(Listed records)
== Segment start ==

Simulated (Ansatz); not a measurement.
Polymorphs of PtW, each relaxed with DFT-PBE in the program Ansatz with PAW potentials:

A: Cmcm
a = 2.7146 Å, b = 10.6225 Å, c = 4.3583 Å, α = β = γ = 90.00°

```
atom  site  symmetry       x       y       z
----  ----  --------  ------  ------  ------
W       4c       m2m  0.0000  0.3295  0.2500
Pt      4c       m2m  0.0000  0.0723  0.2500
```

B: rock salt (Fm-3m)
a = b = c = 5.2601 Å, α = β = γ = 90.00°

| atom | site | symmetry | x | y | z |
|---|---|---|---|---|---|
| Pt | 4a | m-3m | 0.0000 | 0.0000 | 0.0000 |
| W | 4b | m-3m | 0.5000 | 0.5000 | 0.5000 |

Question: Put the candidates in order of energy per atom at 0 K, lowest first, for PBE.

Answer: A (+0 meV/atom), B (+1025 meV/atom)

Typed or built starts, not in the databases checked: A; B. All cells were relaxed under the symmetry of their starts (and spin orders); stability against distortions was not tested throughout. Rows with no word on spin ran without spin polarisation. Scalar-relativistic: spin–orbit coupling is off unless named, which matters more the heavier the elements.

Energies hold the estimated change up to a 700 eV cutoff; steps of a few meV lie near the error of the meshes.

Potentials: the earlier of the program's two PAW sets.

== Segment end ==

(Assignment) Repeat the material above exactly, beginning with its first line and ending with the line that holds "Answer: A (+0 meV/atom), B (+1025 meV/atom)", and leave out everything else.

(Exercise solution)
Simulated (Ansatz); not a measurement.
Polymorphs of PtW, each relaxed with DFT-PBE in the program Ansatz with PAW potentials:

A: Cmcm
a = 2.7146 Å, b = 10.6225 Å, c = 4.3583 Å, α = β = γ = 90.00°

```
atom  site  symmetry       x       y       z
----  ----  --------  ------  ------  ------
W       4c       m2m  0.0000  0.3295  0.2500
Pt      4c       m2m  0.0000  0.0723  0.2500
```

B: rock salt (Fm-3m)
a = b = c = 5.2601 Å, α = β = γ = 90.00°

| atom | site | symmetry | x | y | z |
|---|---|---|---|---|---|
| Pt | 4a | m-3m | 0.0000 | 0.0000 | 0.0000 |
| W | 4b | m-3m | 0.5000 | 0.5000 | 0.5000 |

Question: Put the candidates in order of energy per atom at 0 K, lowest first, for PBE.

Answer: A (+0 meV/atom), B (+1025 meV/atom)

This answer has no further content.